ACTIVITY:
Could you set down exactly the lines of the data below, starting at the one that holds "- Band gap on the k mesh: 1.61 eV" and ending at the one that holds "3.21 | 4.03 |", both included, and only those?

#####

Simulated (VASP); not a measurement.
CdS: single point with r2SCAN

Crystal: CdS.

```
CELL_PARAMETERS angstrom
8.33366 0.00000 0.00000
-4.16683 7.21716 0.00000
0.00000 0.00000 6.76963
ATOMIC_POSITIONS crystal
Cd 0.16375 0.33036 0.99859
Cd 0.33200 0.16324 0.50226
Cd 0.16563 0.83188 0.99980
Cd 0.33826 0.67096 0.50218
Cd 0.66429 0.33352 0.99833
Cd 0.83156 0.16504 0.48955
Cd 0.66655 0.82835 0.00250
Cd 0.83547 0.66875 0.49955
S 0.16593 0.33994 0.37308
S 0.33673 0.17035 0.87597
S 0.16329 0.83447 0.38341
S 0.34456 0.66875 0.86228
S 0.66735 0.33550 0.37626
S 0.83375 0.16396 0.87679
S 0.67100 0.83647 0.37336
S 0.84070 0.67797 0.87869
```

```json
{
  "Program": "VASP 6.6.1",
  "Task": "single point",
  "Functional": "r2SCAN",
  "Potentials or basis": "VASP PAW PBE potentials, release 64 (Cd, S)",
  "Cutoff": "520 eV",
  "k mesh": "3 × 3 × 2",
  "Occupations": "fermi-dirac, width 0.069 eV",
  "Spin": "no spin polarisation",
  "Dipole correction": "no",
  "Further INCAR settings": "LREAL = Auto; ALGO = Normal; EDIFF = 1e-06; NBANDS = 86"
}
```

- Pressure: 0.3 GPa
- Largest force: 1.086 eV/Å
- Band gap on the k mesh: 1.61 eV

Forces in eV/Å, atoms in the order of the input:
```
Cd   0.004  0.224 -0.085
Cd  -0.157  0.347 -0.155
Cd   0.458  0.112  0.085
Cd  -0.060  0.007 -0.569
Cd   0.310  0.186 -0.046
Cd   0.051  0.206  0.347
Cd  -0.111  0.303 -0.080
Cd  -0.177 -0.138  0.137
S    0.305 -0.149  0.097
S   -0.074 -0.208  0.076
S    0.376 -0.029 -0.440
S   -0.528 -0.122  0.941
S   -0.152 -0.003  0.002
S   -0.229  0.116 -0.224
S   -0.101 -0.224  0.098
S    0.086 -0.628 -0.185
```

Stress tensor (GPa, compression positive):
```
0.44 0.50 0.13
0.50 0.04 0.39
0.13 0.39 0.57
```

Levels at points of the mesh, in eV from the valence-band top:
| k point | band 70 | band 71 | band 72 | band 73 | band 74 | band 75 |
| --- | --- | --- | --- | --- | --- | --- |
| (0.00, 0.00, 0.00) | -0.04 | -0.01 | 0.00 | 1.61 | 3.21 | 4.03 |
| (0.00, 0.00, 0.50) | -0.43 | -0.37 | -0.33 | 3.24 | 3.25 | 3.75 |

#####

WRITTEN ANSWER:
- Band gap on the k mesh: 1.61 eV

Forces in eV/Å, atoms in the order of the input:
```
Cd   0.004  0.224 -0.085
Cd  -0.157  0.347 -0.155
Cd   0.458  0.112  0.085
Cd  -0.060  0.007 -0.569
Cd   0.310  0.186 -0.046
Cd   0.051  0.206  0.347
Cd  -0.111  0.303 -0.080
Cd  -0.177 -0.138  0.137
S    0.305 -0.149  0.097
S   -0.074 -0.208  0.076
S    0.376 -0.029 -0.440
S   -0.528 -0.122  0.941
S   -0.152 -0.003  0.002
S   -0.229  0.116 -0.224
S   -0.101 -0.224  0.098
S    0.086 -0.628 -0.185
```

Stress tensor (GPa, compression positive):
```
0.44 0.50 0.13
0.50 0.04 0.39
0.13 0.39 0.57
```

Levels at points of the mesh, in eV from the valence-band top:
| k point | band 70 | band 71 | band 72 | band 73 | band 74 | band 75 |
| --- | --- | --- | --- | --- | --- | --- |
| (0.00, 0.00, 0.00) | -0.04 | -0.01 | 0.00 | 1.61 | 3.21 | 4.03 |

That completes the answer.